* [Work task] Output the data word for word. Begin at its first line and end at the line with "Level of theory: CCSD(T)/aug-cc-pVDZ".

[Opening Input data section]
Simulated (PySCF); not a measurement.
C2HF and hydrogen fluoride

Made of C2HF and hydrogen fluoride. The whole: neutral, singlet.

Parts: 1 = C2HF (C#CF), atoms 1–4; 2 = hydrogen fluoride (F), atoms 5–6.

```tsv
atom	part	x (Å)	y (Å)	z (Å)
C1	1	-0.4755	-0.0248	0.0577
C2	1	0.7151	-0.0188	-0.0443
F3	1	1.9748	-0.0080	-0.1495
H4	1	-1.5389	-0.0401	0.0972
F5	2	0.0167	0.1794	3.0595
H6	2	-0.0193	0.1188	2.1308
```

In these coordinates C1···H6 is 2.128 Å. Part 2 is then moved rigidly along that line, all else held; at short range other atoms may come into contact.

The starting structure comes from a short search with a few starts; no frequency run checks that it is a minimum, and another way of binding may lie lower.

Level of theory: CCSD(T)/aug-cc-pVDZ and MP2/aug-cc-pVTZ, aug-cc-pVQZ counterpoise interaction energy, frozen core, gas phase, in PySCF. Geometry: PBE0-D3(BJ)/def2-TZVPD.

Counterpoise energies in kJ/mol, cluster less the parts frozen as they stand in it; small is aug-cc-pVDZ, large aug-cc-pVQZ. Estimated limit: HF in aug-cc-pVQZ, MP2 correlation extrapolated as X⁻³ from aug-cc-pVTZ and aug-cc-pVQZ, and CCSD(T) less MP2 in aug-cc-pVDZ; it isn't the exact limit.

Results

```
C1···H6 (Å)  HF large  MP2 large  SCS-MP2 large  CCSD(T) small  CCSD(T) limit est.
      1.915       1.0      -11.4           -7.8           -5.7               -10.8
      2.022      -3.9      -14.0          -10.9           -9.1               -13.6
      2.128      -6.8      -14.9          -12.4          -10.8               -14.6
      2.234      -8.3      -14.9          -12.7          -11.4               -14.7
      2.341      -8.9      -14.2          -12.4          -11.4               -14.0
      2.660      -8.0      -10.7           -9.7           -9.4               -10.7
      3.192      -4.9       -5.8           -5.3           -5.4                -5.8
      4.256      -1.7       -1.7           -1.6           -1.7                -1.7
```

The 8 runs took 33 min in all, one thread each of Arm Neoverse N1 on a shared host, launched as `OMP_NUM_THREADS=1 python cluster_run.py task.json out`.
[Closing Input data section]

* [Reply]
Simulated (PySCF); not a measurement.
C2HF and hydrogen fluoride

Made of C2HF and hydrogen fluoride. The whole: neutral, singlet.

Parts: 1 = C2HF (C#CF), atoms 1–4; 2 = hydrogen fluoride (F), atoms 5–6.

```tsv
atom	part	x (Å)	y (Å)	z (Å)
C1	1	-0.4755	-0.0248	0.0577
C2	1	0.7151	-0.0188	-0.0443
F3	1	1.9748	-0.0080	-0.1495
H4	1	-1.5389	-0.0401	0.0972
F5	2	0.0167	0.1794	3.0595
H6	2	-0.0193	0.1188	2.1308
```

In these coordinates C1···H6 is 2.128 Å. Part 2 is then moved rigidly along that line, all else held; at short range other atoms may come into contact.

The starting structure comes from a short search with a few starts; no frequency run checks that it is a minimum, and another way of binding may lie lower.

Level of theory: CCSD(T)/aug-cc-pVDZ and MP2/aug-cc-pVTZ, aug-cc-pVQZ counterpoise interaction energy, frozen core, gas phase, in PySCF. Geometry: PBE0-D3(BJ)/def2-TZVPD.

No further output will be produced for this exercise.